> [Dataset excerpts]
*** Begin section ***

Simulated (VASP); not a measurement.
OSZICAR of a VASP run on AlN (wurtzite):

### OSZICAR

*** End section ***

> [Work instruction]
Beginning with the very first line of the material, please return exactly each line down to and including the one with "OSZICAR of a".

> [Response area]
Simulated (VASP); not a measurement.
OSZICAR of a VASP run on AlN (wurtzite):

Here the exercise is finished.